■ **Records shown**:
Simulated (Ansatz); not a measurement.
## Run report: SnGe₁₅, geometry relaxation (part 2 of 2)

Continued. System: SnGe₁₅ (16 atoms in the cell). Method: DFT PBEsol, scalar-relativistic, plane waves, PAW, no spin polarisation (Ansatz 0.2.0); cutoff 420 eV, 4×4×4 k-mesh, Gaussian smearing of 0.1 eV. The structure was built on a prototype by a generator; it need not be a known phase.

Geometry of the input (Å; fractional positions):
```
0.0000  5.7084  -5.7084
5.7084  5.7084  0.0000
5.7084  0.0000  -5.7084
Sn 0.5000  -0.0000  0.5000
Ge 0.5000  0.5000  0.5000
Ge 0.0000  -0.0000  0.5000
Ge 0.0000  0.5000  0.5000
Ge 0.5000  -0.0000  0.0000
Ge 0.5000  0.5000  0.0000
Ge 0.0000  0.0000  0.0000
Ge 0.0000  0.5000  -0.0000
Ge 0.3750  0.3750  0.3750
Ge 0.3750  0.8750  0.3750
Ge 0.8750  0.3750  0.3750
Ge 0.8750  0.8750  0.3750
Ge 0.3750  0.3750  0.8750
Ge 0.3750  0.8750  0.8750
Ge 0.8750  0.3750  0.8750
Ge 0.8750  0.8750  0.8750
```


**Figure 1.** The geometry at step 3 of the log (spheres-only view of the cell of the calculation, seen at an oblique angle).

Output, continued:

■ **Assigned task**:
Search the listing above for the lines with "Continued. System: SnGe₁₅" and "an oblique angle).", then output those lines and all lines between them exactly.

■ **Written answer**:
Continued. System: SnGe₁₅ (16 atoms in the cell). Method: DFT PBEsol, scalar-relativistic, plane waves, PAW, no spin polarisation (Ansatz 0.2.0); cutoff 420 eV, 4×4×4 k-mesh, Gaussian smearing of 0.1 eV. The structure was built on a prototype by a generator; it need not be a known phase.

Geometry of the input (Å; fractional positions):
```
0.0000  5.7084  -5.7084
5.7084  5.7084  0.0000
5.7084  0.0000  -5.7084
Sn 0.5000  -0.0000  0.5000
Ge 0.5000  0.5000  0.5000
Ge 0.0000  -0.0000  0.5000
Ge 0.0000  0.5000  0.5000
Ge 0.5000  -0.0000  0.0000
Ge 0.5000  0.5000  0.0000
Ge 0.0000  0.0000  0.0000
Ge 0.0000  0.5000  -0.0000
Ge 0.3750  0.3750  0.3750
Ge 0.3750  0.8750  0.3750
Ge 0.8750  0.3750  0.3750
Ge 0.8750  0.8750  0.3750
Ge 0.3750  0.3750  0.8750
Ge 0.3750  0.8750  0.8750
Ge 0.8750  0.3750  0.8750
Ge 0.8750  0.8750  0.8750
```


**Figure 1.** The geometry at step 3 of the log (spheres-only view of the cell of the calculation, seen at an oblique angle).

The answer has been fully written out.